- [Work order] Write out all entries word for word.

(Records supplied)

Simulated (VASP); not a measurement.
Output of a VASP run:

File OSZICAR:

(End Records supplied)

- [Answer section]
Simulated (VASP); not a measurement.
Output of a VASP run:

File OSZICAR:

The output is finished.